- - - - - - -

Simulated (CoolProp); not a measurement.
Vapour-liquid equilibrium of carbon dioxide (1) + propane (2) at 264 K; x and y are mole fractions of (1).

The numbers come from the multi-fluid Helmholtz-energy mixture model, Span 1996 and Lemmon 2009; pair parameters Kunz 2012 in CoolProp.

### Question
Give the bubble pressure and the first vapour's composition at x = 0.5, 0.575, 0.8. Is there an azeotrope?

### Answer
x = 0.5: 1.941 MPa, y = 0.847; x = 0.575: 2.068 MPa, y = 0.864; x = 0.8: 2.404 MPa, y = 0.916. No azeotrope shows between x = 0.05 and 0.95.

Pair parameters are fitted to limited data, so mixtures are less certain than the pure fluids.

- - - - - - -

### WORK INSTRUCTION
Transcribe each line of the data exactly, skipping none.

### RESPONSE BOX
Simulated (CoolProp); not a measurement.
Vapour-liquid equilibrium of carbon dioxide (1) + propane (2) at 264 K; x and y are mole fractions of (1).

The numbers come from the multi-fluid Helmholtz-energy mixture model, Span 1996 and Lemmon 2009; pair parameters Kunz 2012 in CoolProp.

### Question
Give the bubble pressure and the first vapour's composition at x = 0.5, 0.575, 0.8. Is there an azeotrope?

### Answer
x = 0.5: 1.941 MPa, y = 0.847; x = 0.575: 2.068 MPa, y = 0.864; x = 0.8: 2.404 MPa, y = 0.916. No azeotrope shows between x = 0.05 and 0.95.

Pair parameters are fitted to limited data, so mixtures are less certain than the pure fluids.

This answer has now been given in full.